+ + +
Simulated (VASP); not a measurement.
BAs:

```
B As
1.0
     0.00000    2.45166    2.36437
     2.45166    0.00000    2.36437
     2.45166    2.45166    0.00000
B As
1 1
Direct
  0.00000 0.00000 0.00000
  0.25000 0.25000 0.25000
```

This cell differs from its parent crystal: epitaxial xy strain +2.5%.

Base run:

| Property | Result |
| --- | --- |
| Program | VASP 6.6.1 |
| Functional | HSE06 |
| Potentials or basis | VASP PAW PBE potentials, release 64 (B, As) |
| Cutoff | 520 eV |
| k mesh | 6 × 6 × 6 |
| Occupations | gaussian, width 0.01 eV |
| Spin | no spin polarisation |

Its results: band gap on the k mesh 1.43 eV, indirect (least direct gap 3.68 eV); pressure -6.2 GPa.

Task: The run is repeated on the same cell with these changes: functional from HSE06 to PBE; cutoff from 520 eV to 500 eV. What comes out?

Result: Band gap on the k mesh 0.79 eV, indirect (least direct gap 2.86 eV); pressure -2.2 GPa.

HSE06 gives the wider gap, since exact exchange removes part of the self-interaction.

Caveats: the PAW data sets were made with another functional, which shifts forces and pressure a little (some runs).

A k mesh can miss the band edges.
+ + +

Work request> Start at the first line of the entries and stop at the line with "Caveats: the PAW". Retype each of those lines exactly, both ends included.

Worked solution>
Simulated (VASP); not a measurement.
BAs:

```
B As
1.0
     0.00000    2.45166    2.36437
     2.45166    0.00000    2.36437
     2.45166    2.45166    0.00000
B As
1 1
Direct
  0.00000 0.00000 0.00000
  0.25000 0.25000 0.25000
```

This cell differs from its parent crystal: epitaxial xy strain +2.5%.

Base run:

| Property | Result |
| --- | --- |
| Program | VASP 6.6.1 |
| Functional | HSE06 |
| Potentials or basis | VASP PAW PBE potentials, release 64 (B, As) |
| Cutoff | 520 eV |
| k mesh | 6 × 6 × 6 |
| Occupations | gaussian, width 0.01 eV |
| Spin | no spin polarisation |

Its results: band gap on the k mesh 1.43 eV, indirect (least direct gap 3.68 eV); pressure -6.2 GPa.

Task: The run is repeated on the same cell with these changes: functional from HSE06 to PBE; cutoff from 520 eV to 500 eV. What comes out?

Result: Band gap on the k mesh 0.79 eV, indirect (least direct gap 2.86 eV); pressure -2.2 GPa.

HSE06 gives the wider gap, since exact exchange removes part of the self-interaction.

Caveats: the PAW data sets were made with another functional, which shifts forces and pressure a little (some runs).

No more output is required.